— DATA SECTION —
────────────────────

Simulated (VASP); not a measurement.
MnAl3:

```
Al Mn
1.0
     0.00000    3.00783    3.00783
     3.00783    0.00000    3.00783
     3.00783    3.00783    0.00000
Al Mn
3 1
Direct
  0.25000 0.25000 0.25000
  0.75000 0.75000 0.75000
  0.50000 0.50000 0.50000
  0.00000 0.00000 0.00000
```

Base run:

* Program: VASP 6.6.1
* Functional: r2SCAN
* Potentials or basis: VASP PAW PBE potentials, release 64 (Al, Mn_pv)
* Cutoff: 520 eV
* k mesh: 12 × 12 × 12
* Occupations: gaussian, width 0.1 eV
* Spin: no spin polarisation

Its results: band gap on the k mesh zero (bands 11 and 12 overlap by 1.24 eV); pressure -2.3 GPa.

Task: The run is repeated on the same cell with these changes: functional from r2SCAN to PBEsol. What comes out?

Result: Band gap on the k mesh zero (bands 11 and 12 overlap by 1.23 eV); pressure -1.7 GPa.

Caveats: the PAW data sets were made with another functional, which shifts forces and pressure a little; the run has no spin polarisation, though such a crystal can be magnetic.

────────────────────

— BRIEF —
Repeat the records above line by line, from the first line through the line that contains "Result: Band gap".

— YOUR SOLUTION —
Simulated (VASP); not a measurement.
MnAl3:

```
Al Mn
1.0
     0.00000    3.00783    3.00783
     3.00783    0.00000    3.00783
     3.00783    3.00783    0.00000
Al Mn
3 1
Direct
  0.25000 0.25000 0.25000
  0.75000 0.75000 0.75000
  0.50000 0.50000 0.50000
  0.00000 0.00000 0.00000
```

Base run:

* Program: VASP 6.6.1
* Functional: r2SCAN
* Potentials or basis: VASP PAW PBE potentials, release 64 (Al, Mn_pv)
* Cutoff: 520 eV
* k mesh: 12 × 12 × 12
* Occupations: gaussian, width 0.1 eV
* Spin: no spin polarisation

Its results: band gap on the k mesh zero (bands 11 and 12 overlap by 1.24 eV); pressure -2.3 GPa.

Task: The run is repeated on the same cell with these changes: functional from r2SCAN to PBEsol. What comes out?

Result: Band gap on the k mesh zero (bands 11 and 12 overlap by 1.23 eV); pressure -1.7 GPa.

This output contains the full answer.